### Requirement
What is needed is an exact copy of all the lines below.

### Record excerpts
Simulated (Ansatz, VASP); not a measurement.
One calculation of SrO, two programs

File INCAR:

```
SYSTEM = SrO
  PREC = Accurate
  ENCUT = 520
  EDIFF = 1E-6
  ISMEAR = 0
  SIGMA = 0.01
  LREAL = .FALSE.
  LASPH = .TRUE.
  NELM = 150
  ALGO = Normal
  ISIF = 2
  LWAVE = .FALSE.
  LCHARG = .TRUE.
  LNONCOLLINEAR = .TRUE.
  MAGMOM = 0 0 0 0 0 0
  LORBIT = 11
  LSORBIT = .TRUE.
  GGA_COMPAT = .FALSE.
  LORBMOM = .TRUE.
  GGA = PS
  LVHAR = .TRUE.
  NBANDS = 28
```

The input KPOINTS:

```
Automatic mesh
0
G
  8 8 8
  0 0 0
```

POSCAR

### Written answer
Simulated (Ansatz, VASP); not a measurement.
One calculation of SrO, two programs

File INCAR:

```
SYSTEM = SrO
  PREC = Accurate
  ENCUT = 520
  EDIFF = 1E-6
  ISMEAR = 0
  SIGMA = 0.01
  LREAL = .FALSE.
  LASPH = .TRUE.
  NELM = 150
  ALGO = Normal
  ISIF = 2
  LWAVE = .FALSE.
  LCHARG = .TRUE.
  LNONCOLLINEAR = .TRUE.
  MAGMOM = 0 0 0 0 0 0
  LORBIT = 11
  LSORBIT = .TRUE.
  GGA_COMPAT = .FALSE.
  LORBMOM = .TRUE.
  GGA = PS
  LVHAR = .TRUE.
  NBANDS = 28
```

The input KPOINTS:

```
Automatic mesh
0
G
  8 8 8
  0 0 0
```

POSCAR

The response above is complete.